> [ACTION ITEM]:
Will you return, word for word, only the lines from the top of the data below down to and including the one with "Orthographic view with"?

Segment Start: EXTRACTED DATA

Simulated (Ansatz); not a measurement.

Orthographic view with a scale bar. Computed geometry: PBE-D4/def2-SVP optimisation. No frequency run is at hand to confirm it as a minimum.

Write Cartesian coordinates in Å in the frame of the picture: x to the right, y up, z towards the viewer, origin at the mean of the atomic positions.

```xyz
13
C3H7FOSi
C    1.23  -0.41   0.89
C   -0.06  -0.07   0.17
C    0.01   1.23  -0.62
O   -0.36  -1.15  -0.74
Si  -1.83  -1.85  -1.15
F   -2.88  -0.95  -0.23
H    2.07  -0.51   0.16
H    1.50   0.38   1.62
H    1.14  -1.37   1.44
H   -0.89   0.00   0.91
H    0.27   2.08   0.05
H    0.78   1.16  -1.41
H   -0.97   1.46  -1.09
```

Segment End: EXTRACTED DATA

> [WRITTEN SOLUTION]:
Simulated (Ansatz); not a measurement.

Orthographic view with a scale bar. Computed geometry: PBE-D4/def2-SVP optimisation. No frequency run is at hand to confirm it as a minimum.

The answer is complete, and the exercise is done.